======== Data provided ========

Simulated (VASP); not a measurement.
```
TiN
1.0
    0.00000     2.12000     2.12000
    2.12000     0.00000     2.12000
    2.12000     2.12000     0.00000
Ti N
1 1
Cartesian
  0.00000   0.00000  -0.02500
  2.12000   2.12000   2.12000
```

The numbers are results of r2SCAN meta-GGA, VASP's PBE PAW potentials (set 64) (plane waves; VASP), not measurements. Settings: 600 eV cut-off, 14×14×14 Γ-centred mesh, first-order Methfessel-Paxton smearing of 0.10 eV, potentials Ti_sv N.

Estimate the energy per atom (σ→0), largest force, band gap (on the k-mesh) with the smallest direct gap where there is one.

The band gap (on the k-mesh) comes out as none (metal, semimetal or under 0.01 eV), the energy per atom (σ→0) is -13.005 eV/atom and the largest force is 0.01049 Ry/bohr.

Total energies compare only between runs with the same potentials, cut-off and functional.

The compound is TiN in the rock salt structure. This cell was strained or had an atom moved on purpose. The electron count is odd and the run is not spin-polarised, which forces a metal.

========

• _Work task_
Reproduce, character for character, only the lines of the preceding data that start at the line with "Estimate the energy" and end at the line with "Total energies compare", both included.

• _Task answer_
Estimate the energy per atom (σ→0), largest force, band gap (on the k-mesh) with the smallest direct gap where there is one.

The band gap (on the k-mesh) comes out as none (metal, semimetal or under 0.01 eV), the energy per atom (σ→0) is -13.005 eV/atom and the largest force is 0.01049 Ry/bohr.

Total energies compare only between runs with the same potentials, cut-off and functional.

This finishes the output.